WORK ITEM:
What is asked for is the whole listing, given again word for word.

+++++
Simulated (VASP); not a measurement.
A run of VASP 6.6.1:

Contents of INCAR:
+++++

RESPONSE:
Simulated (VASP); not a measurement.
A run of VASP 6.6.1:

Contents of INCAR:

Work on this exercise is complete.